● Source information:
BEGIN
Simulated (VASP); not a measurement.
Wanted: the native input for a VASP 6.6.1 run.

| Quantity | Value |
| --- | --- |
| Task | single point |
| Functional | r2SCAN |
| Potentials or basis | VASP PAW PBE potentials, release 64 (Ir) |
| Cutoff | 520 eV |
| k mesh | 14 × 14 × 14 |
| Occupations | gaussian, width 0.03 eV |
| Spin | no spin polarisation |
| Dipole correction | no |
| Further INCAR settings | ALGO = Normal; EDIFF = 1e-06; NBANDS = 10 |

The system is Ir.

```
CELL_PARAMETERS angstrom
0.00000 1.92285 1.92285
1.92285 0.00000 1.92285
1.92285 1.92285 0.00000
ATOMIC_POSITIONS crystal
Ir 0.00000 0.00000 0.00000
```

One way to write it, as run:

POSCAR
END

● Assigned task: Using the material above, transcribe exactly the lines from the line with "spin polarisation |" to the line with "One way to write"; both count, and nothing else goes in.

● Answer box:
| Spin | no spin polarisation |
| Dipole correction | no |
| Further INCAR settings | ALGO = Normal; EDIFF = 1e-06; NBANDS = 10 |

The system is Ir.

```
CELL_PARAMETERS angstrom
0.00000 1.92285 1.92285
1.92285 0.00000 1.92285
1.92285 1.92285 0.00000
ATOMIC_POSITIONS crystal
Ir 0.00000 0.00000 0.00000
```

One way to write it, as run:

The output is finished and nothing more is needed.